### Exercise
Reproduce the entire listing below verbatim.

### Supplied material
• • • • •

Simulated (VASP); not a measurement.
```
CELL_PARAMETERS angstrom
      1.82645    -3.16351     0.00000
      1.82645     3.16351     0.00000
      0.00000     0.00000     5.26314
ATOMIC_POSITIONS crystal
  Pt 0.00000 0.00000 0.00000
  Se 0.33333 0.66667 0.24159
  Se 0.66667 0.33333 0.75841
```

• • • • •

### Answer section
Simulated (VASP); not a measurement.
```
CELL_PARAMETERS angstrom
      1.82645    -3.16351     0.00000
      1.82645     3.16351     0.00000
      0.00000     0.00000     5.26314
ATOMIC_POSITIONS crystal
  Pt 0.00000 0.00000 0.00000
  Se 0.33333 0.66667 0.24159
  Se 0.66667 0.33333 0.75841
```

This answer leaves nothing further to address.